WORK ORDER:
Take the material below and reproduce, word for word, only the lines from the line with "Computed with Ansatz, DFT" through the line with "Temperature and zero-point".

DATASET ENTRIES:
◆ ◆ ◆
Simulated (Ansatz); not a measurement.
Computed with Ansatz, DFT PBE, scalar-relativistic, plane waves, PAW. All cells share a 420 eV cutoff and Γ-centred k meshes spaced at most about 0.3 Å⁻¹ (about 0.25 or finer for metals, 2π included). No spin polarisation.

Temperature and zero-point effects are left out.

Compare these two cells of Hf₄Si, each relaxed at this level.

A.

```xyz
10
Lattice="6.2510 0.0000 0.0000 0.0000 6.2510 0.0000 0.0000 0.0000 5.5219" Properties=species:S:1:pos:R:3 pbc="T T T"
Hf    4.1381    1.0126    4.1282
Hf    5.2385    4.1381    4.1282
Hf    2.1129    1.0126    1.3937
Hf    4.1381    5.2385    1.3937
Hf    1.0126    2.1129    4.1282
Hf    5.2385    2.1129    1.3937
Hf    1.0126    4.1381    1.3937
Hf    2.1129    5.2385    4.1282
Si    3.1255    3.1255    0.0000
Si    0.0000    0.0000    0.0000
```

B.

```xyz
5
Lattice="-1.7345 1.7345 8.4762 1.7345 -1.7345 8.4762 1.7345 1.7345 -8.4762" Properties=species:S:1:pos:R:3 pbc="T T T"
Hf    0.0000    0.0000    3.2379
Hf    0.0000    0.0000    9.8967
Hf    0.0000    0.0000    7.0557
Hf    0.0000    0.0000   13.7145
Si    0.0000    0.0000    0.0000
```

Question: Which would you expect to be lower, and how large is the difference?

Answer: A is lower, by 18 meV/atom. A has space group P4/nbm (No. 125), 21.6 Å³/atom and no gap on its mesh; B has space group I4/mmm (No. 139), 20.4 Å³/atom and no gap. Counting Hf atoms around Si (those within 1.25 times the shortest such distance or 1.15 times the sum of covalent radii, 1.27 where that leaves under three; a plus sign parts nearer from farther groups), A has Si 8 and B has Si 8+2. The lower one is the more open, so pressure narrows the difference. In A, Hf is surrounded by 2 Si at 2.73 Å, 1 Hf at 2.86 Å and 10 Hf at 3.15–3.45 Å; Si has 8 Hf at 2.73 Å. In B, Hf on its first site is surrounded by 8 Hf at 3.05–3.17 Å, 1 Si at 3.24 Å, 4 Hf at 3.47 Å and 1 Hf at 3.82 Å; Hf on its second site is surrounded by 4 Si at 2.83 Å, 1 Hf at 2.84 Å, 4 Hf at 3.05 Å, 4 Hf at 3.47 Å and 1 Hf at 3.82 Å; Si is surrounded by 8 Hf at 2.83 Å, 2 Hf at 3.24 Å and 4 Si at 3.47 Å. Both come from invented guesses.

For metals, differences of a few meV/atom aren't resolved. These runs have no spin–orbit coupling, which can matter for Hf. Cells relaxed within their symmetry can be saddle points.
◆ ◆ ◆

RESPONSE AREA:
Computed with Ansatz, DFT PBE, scalar-relativistic, plane waves, PAW. All cells share a 420 eV cutoff and Γ-centred k meshes spaced at most about 0.3 Å⁻¹ (about 0.25 or finer for metals, 2π included). No spin polarisation.

Temperature and zero-point effects are left out.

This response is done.